**Data supplied**
▬▬▬
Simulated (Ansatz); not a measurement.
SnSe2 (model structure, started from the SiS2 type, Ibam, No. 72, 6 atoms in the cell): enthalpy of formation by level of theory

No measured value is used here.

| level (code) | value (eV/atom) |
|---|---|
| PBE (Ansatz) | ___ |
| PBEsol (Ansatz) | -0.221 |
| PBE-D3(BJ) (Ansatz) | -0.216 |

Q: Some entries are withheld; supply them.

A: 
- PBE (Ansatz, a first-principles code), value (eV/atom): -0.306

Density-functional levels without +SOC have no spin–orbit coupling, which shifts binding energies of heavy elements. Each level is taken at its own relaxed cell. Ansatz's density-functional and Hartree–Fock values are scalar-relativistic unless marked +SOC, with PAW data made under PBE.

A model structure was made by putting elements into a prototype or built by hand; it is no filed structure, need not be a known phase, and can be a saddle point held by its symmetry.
▬▬▬

**Task item**
Nothing should be left out: copy the material exactly.

**Solution**
Simulated (Ansatz); not a measurement.
SnSe2 (model structure, started from the SiS2 type, Ibam, No. 72, 6 atoms in the cell): enthalpy of formation by level of theory

No measured value is used here.

| level (code) | value (eV/atom) |
|---|---|
| PBE (Ansatz) | ___ |
| PBEsol (Ansatz) | -0.221 |
| PBE-D3(BJ) (Ansatz) | -0.216 |

Q: Some entries are withheld; supply them.

A: 
- PBE (Ansatz, a first-principles code), value (eV/atom): -0.306

Density-functional levels without +SOC have no spin–orbit coupling, which shifts binding energies of heavy elements. Each level is taken at its own relaxed cell. Ansatz's density-functional and Hartree–Fock values are scalar-relativistic unless marked +SOC, with PAW data made under PBE.

A model structure was made by putting elements into a prototype or built by hand; it is no filed structure, need not be a known phase, and can be a saddle point held by its symmetry.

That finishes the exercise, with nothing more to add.